• BRIEF: Reproduce the records that follow exactly as they appear.

• EXCERPTED DATA:
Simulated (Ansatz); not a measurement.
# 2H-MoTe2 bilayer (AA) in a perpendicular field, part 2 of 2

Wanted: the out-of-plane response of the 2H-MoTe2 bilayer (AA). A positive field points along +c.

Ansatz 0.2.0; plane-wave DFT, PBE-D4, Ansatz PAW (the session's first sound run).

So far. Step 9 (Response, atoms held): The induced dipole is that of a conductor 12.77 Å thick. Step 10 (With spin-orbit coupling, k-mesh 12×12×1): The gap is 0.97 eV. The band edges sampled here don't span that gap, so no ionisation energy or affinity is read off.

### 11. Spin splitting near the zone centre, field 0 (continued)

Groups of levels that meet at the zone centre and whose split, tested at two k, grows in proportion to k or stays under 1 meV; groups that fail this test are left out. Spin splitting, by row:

• WRITTEN RESPONSE:
Simulated (Ansatz); not a measurement.
# 2H-MoTe2 bilayer (AA) in a perpendicular field, part 2 of 2

Wanted: the out-of-plane response of the 2H-MoTe2 bilayer (AA). A positive field points along +c.

Ansatz 0.2.0; plane-wave DFT, PBE-D4, Ansatz PAW (the session's first sound run).

So far. Step 9 (Response, atoms held): The induced dipole is that of a conductor 12.77 Å thick. Step 10 (With spin-orbit coupling, k-mesh 12×12×1): The gap is 0.97 eV. The band edges sampled here don't span that gap, so no ionisation energy or affinity is read off.

### 11. Spin splitting near the zone centre, field 0 (continued)

Groups of levels that meet at the zone centre and whose split, tested at two k, grows in proportion to k or stays under 1 meV; groups that fail this test are left out. Spin splitting, by row:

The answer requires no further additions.